- _DATA EXCERPTS_:
□ □ □ □ □
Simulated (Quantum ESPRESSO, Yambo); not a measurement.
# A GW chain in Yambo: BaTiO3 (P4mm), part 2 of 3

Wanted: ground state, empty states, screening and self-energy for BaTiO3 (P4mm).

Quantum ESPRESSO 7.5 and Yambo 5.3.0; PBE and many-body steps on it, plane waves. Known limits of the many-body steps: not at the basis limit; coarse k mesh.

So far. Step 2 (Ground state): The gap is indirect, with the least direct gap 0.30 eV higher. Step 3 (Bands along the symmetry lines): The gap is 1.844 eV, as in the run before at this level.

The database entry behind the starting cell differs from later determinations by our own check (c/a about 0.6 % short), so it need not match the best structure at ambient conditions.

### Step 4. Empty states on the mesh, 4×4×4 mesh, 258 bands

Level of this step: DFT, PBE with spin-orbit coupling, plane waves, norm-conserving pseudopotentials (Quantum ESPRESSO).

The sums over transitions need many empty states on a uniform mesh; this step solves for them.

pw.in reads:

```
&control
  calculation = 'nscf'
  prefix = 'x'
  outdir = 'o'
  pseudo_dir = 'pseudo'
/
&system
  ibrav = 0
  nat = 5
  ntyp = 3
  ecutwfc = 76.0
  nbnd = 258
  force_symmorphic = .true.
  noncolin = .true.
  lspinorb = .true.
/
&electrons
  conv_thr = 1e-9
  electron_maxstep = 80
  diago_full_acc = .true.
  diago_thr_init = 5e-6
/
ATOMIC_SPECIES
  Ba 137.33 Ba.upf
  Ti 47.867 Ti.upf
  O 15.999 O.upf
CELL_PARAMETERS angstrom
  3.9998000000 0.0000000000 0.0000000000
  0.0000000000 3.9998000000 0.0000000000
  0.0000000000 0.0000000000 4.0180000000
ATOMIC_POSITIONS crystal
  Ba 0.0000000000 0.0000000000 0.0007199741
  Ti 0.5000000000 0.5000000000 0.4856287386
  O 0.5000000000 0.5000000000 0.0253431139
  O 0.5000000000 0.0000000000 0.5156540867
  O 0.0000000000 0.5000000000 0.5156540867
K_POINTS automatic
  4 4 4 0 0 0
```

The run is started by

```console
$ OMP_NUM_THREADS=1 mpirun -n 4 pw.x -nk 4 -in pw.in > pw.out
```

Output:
□ □ □ □ □

- _REQUIREMENT_:
An exact copy of the lines above, from the one containing "So far. Step" through the one containing "The sums over", is the whole of the answer.

- _RESPONSE_:
So far. Step 2 (Ground state): The gap is indirect, with the least direct gap 0.30 eV higher. Step 3 (Bands along the symmetry lines): The gap is 1.844 eV, as in the run before at this level.

The database entry behind the starting cell differs from later determinations by our own check (c/a about 0.6 % short), so it need not match the best structure at ambient conditions.

### Step 4. Empty states on the mesh, 4×4×4 mesh, 258 bands

Level of this step: DFT, PBE with spin-orbit coupling, plane waves, norm-conserving pseudopotentials (Quantum ESPRESSO).

The sums over transitions need many empty states on a uniform mesh; this step solves for them.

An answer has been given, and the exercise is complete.